== Exercise data

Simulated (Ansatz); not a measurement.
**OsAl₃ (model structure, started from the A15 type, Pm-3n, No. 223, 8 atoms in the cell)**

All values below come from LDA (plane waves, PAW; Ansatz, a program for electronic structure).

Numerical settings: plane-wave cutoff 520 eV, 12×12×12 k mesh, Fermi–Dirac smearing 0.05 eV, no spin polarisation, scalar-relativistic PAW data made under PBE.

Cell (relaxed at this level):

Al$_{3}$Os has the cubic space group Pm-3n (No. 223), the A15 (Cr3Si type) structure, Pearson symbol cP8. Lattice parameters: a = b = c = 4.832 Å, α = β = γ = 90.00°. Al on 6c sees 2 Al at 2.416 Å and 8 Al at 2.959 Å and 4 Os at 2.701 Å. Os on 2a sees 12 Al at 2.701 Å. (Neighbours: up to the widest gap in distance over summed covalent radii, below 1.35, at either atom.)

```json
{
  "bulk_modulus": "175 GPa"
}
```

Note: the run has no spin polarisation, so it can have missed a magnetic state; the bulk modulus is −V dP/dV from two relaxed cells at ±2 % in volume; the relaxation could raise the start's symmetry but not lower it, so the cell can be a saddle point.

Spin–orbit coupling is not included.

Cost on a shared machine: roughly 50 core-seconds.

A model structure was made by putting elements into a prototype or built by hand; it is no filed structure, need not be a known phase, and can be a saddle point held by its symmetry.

====

### Requirement
Would you please reproduce the records above exactly, only from their first line through the line holding "Cost on a shared", with both ends included?

### Response box
Simulated (Ansatz); not a measurement.
**OsAl₃ (model structure, started from the A15 type, Pm-3n, No. 223, 8 atoms in the cell)**

All values below come from LDA (plane waves, PAW; Ansatz, a program for electronic structure).

Numerical settings: plane-wave cutoff 520 eV, 12×12×12 k mesh, Fermi–Dirac smearing 0.05 eV, no spin polarisation, scalar-relativistic PAW data made under PBE.

Cell (relaxed at this level):

Al$_{3}$Os has the cubic space group Pm-3n (No. 223), the A15 (Cr3Si type) structure, Pearson symbol cP8. Lattice parameters: a = b = c = 4.832 Å, α = β = γ = 90.00°. Al on 6c sees 2 Al at 2.416 Å and 8 Al at 2.959 Å and 4 Os at 2.701 Å. Os on 2a sees 12 Al at 2.701 Å. (Neighbours: up to the widest gap in distance over summed covalent radii, below 1.35, at either atom.)

```json
{
  "bulk_modulus": "175 GPa"
}
```

Note: the run has no spin polarisation, so it can have missed a magnetic state; the bulk modulus is −V dP/dV from two relaxed cells at ±2 % in volume; the relaxation could raise the start's symmetry but not lower it, so the cell can be a saddle point.

Spin–orbit coupling is not included.

Cost on a shared machine: roughly 50 core-seconds.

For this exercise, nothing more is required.